> **Activity**:
For this exercise, print all of the data exactly as given.

Top of Given entries

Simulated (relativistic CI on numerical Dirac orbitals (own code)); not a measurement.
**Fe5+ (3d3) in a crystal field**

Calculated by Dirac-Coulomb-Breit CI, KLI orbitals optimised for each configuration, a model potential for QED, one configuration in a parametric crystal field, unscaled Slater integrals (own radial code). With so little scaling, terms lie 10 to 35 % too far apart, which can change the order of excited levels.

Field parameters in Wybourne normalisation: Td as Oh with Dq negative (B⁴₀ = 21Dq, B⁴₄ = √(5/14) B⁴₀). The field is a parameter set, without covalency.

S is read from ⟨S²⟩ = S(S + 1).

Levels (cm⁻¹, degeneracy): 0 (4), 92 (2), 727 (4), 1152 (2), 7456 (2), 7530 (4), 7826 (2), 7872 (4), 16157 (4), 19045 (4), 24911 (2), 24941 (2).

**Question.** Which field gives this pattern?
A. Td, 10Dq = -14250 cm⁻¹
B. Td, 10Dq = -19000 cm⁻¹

Bottom of Given entries

> **Response box**:
Simulated (relativistic CI on numerical Dirac orbitals (own code)); not a measurement.
**Fe5+ (3d3) in a crystal field**

Calculated by Dirac-Coulomb-Breit CI, KLI orbitals optimised for each configuration, a model potential for QED, one configuration in a parametric crystal field, unscaled Slater integrals (own radial code). With so little scaling, terms lie 10 to 35 % too far apart, which can change the order of excited levels.

Field parameters in Wybourne normalisation: Td as Oh with Dq negative (B⁴₀ = 21Dq, B⁴₄ = √(5/14) B⁴₀). The field is a parameter set, without covalency.

S is read from ⟨S²⟩ = S(S + 1).

Levels (cm⁻¹, degeneracy): 0 (4), 92 (2), 727 (4), 1152 (2), 7456 (2), 7530 (4), 7826 (2), 7872 (4), 16157 (4), 19045 (4), 24911 (2), 24941 (2).

**Question.** Which field gives this pattern?
A. Td, 10Dq = -14250 cm⁻¹
B. Td, 10Dq = -19000 cm⁻¹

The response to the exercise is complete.